**STORED DATA**.
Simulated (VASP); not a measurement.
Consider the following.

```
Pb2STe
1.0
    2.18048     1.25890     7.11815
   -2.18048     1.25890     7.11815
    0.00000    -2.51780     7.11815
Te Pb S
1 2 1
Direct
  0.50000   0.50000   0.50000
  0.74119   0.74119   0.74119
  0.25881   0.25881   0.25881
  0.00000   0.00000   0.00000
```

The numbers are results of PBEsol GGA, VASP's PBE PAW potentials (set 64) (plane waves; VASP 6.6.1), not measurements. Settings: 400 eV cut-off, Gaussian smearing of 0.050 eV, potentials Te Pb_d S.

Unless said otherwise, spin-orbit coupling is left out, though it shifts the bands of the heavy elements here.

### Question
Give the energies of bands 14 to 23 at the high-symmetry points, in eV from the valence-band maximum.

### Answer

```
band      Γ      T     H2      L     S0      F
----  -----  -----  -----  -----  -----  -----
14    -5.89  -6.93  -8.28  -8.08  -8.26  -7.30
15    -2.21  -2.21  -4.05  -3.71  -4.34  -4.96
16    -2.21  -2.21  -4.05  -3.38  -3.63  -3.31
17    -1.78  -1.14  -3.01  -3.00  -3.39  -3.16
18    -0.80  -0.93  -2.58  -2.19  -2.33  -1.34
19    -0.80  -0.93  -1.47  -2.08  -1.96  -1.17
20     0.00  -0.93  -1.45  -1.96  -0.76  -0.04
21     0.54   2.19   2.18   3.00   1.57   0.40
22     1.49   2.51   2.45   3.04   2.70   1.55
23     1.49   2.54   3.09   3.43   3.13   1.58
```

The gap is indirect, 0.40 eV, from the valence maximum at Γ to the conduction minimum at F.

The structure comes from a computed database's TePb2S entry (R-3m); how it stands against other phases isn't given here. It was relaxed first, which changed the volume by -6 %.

**REQUIREMENT**. In restating the data, begin at its first line, reproduce each line word for word, and conclude with the line that contains "The numbers are".

**EXERCISE OUTPUT**.
Simulated (VASP); not a measurement.
Consider the following.

```
Pb2STe
1.0
    2.18048     1.25890     7.11815
   -2.18048     1.25890     7.11815
    0.00000    -2.51780     7.11815
Te Pb S
1 2 1
Direct
  0.50000   0.50000   0.50000
  0.74119   0.74119   0.74119
  0.25881   0.25881   0.25881
  0.00000   0.00000   0.00000
```

The numbers are results of PBEsol GGA, VASP's PBE PAW potentials (set 64) (plane waves; VASP 6.6.1), not measurements. Settings: 400 eV cut-off, Gaussian smearing of 0.050 eV, potentials Te Pb_d S.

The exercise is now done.